#### RECORDS SUPPLIED:
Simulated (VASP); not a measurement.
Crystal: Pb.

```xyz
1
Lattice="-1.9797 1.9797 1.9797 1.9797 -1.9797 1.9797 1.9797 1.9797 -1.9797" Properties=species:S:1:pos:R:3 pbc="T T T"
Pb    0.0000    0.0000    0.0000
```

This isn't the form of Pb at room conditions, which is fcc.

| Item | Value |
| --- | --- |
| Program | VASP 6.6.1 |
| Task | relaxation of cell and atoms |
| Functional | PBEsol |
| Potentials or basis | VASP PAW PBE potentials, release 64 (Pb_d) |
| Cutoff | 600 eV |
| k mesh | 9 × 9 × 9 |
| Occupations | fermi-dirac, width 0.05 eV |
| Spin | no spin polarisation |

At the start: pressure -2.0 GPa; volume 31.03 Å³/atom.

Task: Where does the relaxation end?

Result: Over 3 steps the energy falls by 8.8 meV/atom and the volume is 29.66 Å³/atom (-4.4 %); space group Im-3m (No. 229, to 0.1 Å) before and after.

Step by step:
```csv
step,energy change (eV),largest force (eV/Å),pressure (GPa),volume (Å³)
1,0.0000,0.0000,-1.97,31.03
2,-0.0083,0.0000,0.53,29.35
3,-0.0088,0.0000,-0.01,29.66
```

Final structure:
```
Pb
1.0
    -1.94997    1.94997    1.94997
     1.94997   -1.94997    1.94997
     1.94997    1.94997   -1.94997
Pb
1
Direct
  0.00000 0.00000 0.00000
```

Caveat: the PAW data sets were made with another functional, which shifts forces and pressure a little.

#### WORK ORDER:
Could you transcribe the entries above word for word, from the line with "64 (Pb_d) |" down to the line with "Task: Where does the relaxation end?", keeping both?

#### TASK RESPONSE:
| Potentials or basis | VASP PAW PBE potentials, release 64 (Pb_d) |
| Cutoff | 600 eV |
| k mesh | 9 × 9 × 9 |
| Occupations | fermi-dirac, width 0.05 eV |
| Spin | no spin polarisation |

At the start: pressure -2.0 GPa; volume 31.03 Å³/atom.

Task: Where does the relaxation end?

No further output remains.